* [Exercise]:
Please write the following entries out once more, exactly.

=== Extracted material ===

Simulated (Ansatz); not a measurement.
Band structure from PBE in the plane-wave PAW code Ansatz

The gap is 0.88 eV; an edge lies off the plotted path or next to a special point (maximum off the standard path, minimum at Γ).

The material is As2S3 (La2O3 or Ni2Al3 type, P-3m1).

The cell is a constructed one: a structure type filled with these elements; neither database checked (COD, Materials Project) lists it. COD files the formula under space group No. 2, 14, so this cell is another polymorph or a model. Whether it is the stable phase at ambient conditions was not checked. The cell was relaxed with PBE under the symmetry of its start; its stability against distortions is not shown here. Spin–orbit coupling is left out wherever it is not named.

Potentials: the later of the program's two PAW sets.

===

* [Response box]:
Simulated (Ansatz); not a measurement.
Band structure from PBE in the plane-wave PAW code Ansatz

The gap is 0.88 eV; an edge lies off the plotted path or next to a special point (maximum off the standard path, minimum at Γ).

The material is As2S3 (La2O3 or Ni2Al3 type, P-3m1).

The cell is a constructed one: a structure type filled with these elements; neither database checked (COD, Materials Project) lists it. COD files the formula under space group No. 2, 14, so this cell is another polymorph or a model. Whether it is the stable phase at ambient conditions was not checked. The cell was relaxed with PBE under the symmetry of its start; its stability against distortions is not shown here. Spin–orbit coupling is left out wherever it is not named.

Potentials: the later of the program's two PAW sets.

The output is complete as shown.